__DATASET__
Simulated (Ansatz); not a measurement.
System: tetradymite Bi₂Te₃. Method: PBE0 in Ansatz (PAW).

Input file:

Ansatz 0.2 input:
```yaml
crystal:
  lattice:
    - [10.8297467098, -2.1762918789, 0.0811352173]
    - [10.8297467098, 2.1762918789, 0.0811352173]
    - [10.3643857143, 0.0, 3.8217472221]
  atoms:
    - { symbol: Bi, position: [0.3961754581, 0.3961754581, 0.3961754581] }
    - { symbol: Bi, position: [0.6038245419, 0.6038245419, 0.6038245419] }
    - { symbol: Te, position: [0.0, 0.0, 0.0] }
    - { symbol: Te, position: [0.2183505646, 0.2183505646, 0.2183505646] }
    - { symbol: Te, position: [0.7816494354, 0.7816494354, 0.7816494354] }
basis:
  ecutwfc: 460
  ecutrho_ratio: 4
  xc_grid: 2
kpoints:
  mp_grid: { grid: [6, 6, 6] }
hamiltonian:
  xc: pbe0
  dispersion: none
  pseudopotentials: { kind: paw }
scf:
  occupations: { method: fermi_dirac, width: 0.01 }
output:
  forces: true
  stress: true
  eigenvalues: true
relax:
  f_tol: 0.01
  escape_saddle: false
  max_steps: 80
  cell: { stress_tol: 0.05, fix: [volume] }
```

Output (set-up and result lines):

__WORK ITEM__
Set the whole listing down, word for word.

__ANSWER SECTION__
Simulated (Ansatz); not a measurement.
System: tetradymite Bi₂Te₃. Method: PBE0 in Ansatz (PAW).

Input file:

Ansatz 0.2 input:
```yaml
crystal:
  lattice:
    - [10.8297467098, -2.1762918789, 0.0811352173]
    - [10.8297467098, 2.1762918789, 0.0811352173]
    - [10.3643857143, 0.0, 3.8217472221]
  atoms:
    - { symbol: Bi, position: [0.3961754581, 0.3961754581, 0.3961754581] }
    - { symbol: Bi, position: [0.6038245419, 0.6038245419, 0.6038245419] }
    - { symbol: Te, position: [0.0, 0.0, 0.0] }
    - { symbol: Te, position: [0.2183505646, 0.2183505646, 0.2183505646] }
    - { symbol: Te, position: [0.7816494354, 0.7816494354, 0.7816494354] }
basis:
  ecutwfc: 460
  ecutrho_ratio: 4
  xc_grid: 2
kpoints:
  mp_grid: { grid: [6, 6, 6] }
hamiltonian:
  xc: pbe0
  dispersion: none
  pseudopotentials: { kind: paw }
scf:
  occupations: { method: fermi_dirac, width: 0.01 }
output:
  forces: true
  stress: true
  eigenvalues: true
relax:
  f_tol: 0.01
  escape_saddle: false
  max_steps: 80
  cell: { stress_tol: 0.05, fix: [volume] }
```

Output (set-up and result lines):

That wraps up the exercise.